◇ ◇ ◇ ◇ ◇ ◇ ◇
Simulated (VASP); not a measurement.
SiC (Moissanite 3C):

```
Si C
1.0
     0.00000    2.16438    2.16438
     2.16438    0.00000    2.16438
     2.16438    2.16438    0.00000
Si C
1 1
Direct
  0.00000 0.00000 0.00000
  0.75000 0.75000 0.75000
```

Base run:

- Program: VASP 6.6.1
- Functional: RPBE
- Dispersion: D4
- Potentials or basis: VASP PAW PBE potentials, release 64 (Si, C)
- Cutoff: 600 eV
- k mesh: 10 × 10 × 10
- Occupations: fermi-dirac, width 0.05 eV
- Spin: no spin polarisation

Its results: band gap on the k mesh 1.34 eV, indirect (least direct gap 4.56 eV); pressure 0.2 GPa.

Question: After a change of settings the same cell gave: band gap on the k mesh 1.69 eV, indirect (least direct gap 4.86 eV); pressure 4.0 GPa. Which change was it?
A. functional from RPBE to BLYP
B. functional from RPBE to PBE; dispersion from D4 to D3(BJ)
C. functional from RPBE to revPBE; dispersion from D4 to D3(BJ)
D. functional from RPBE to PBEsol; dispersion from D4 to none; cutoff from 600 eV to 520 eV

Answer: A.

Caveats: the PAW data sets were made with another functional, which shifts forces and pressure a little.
◇ ◇ ◇ ◇ ◇ ◇ ◇

Activity — Your answer should be the exact lines above from the one with "- Dispersion: D4" through the one with "Its results: band", both included, and nothing besides.

Task response —
- Dispersion: D4
- Potentials or basis: VASP PAW PBE potentials, release 64 (Si, C)
- Cutoff: 600 eV
- k mesh: 10 × 10 × 10
- Occupations: fermi-dirac, width 0.05 eV
- Spin: no spin polarisation

Its results: band gap on the k mesh 1.34 eV, indirect (least direct gap 4.56 eV); pressure 0.2 GPa.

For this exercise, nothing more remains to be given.